BEGIN DATA EXCERPTS
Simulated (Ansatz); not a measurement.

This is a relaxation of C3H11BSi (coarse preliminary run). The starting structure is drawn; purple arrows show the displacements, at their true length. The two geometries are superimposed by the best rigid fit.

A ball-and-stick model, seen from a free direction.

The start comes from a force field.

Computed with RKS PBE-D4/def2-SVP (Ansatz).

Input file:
END DATA EXCERPTS

REQUIREMENT
Set every line of the data down again, word for word.

WRITTEN RESPONSE
Simulated (Ansatz); not a measurement.

This is a relaxation of C3H11BSi (coarse preliminary run). The starting structure is drawn; purple arrows show the displacements, at their true length. The two geometries are superimposed by the best rigid fit.

A ball-and-stick model, seen from a free direction.

The start comes from a force field.

Computed with RKS PBE-D4/def2-SVP (Ansatz).

Input file:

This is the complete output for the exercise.